▶ **REQUIREMENT**: Each record should be retyped word for word.

▶ **RECORD EXTRACTS**:
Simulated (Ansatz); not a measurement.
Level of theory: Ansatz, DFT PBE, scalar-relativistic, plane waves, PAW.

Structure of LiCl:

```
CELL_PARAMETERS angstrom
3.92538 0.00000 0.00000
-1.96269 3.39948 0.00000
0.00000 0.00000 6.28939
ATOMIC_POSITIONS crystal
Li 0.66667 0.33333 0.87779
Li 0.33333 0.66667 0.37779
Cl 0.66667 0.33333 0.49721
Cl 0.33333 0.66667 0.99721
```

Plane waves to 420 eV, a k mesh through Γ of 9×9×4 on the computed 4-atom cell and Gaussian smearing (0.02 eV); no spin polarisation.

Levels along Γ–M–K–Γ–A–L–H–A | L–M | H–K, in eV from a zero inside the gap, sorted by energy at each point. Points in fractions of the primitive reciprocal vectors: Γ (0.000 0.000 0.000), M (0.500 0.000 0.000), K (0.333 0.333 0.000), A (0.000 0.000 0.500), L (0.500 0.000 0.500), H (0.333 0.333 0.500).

▶ **EXERCISE RESPONSE**:
Simulated (Ansatz); not a measurement.
Level of theory: Ansatz, DFT PBE, scalar-relativistic, plane waves, PAW.

Structure of LiCl:

```
CELL_PARAMETERS angstrom
3.92538 0.00000 0.00000
-1.96269 3.39948 0.00000
0.00000 0.00000 6.28939
ATOMIC_POSITIONS crystal
Li 0.66667 0.33333 0.87779
Li 0.33333 0.66667 0.37779
Cl 0.66667 0.33333 0.49721
Cl 0.33333 0.66667 0.99721
```

Plane waves to 420 eV, a k mesh through Γ of 9×9×4 on the computed 4-atom cell and Gaussian smearing (0.02 eV); no spin polarisation.

Levels along Γ–M–K–Γ–A–L–H–A | L–M | H–K, in eV from a zero inside the gap, sorted by energy at each point. Points in fractions of the primitive reciprocal vectors: Γ (0.000 0.000 0.000), M (0.500 0.000 0.000), K (0.333 0.333 0.000), A (0.000 0.000 0.500), L (0.500 0.000 0.500), H (0.333 0.333 0.500).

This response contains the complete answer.